## Work request
Nothing should be output except the lines from the top of the material below through the line that contains "Run time: 110", each exactly as written.

## Data listing
=== Begin Enclosure ===

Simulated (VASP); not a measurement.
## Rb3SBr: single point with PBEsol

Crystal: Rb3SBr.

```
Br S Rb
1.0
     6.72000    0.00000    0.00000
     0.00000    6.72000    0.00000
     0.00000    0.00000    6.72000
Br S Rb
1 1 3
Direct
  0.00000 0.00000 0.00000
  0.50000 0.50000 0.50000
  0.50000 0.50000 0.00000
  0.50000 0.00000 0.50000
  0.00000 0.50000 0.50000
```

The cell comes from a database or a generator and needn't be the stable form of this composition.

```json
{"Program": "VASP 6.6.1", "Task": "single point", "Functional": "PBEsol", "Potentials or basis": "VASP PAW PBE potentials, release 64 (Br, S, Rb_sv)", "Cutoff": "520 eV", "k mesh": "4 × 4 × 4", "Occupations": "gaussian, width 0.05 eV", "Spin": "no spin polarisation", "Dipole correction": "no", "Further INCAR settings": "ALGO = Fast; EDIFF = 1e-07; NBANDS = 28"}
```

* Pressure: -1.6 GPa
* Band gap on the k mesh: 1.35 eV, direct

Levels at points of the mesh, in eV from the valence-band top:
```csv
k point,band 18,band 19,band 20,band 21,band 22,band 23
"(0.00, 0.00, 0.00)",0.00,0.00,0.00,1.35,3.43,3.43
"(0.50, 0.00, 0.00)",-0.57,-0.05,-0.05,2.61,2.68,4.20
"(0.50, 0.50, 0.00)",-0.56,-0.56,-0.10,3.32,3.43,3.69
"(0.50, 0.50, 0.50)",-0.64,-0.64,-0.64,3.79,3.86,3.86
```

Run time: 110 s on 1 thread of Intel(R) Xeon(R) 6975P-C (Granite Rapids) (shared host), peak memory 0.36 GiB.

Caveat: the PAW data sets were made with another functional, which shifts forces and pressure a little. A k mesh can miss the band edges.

=== End Enclosure ===

## Written solution
Simulated (VASP); not a measurement.
## Rb3SBr: single point with PBEsol

Crystal: Rb3SBr.

```
Br S Rb
1.0
     6.72000    0.00000    0.00000
     0.00000    6.72000    0.00000
     0.00000    0.00000    6.72000
Br S Rb
1 1 3
Direct
  0.00000 0.00000 0.00000
  0.50000 0.50000 0.50000
  0.50000 0.50000 0.00000
  0.50000 0.00000 0.50000
  0.00000 0.50000 0.50000
```

The cell comes from a database or a generator and needn't be the stable form of this composition.

```json
{"Program": "VASP 6.6.1", "Task": "single point", "Functional": "PBEsol", "Potentials or basis": "VASP PAW PBE potentials, release 64 (Br, S, Rb_sv)", "Cutoff": "520 eV", "k mesh": "4 × 4 × 4", "Occupations": "gaussian, width 0.05 eV", "Spin": "no spin polarisation", "Dipole correction": "no", "Further INCAR settings": "ALGO = Fast; EDIFF = 1e-07; NBANDS = 28"}
```

* Pressure: -1.6 GPa
* Band gap on the k mesh: 1.35 eV, direct

Levels at points of the mesh, in eV from the valence-band top:
```csv
k point,band 18,band 19,band 20,band 21,band 22,band 23
"(0.00, 0.00, 0.00)",0.00,0.00,0.00,1.35,3.43,3.43
"(0.50, 0.00, 0.00)",-0.57,-0.05,-0.05,2.61,2.68,4.20
"(0.50, 0.50, 0.00)",-0.56,-0.56,-0.10,3.32,3.43,3.69
"(0.50, 0.50, 0.50)",-0.64,-0.64,-0.64,3.79,3.86,3.86
```

Run time: 110 s on 1 thread of Intel(R) Xeon(R) 6975P-C (Granite Rapids) (shared host), peak memory 0.36 GiB.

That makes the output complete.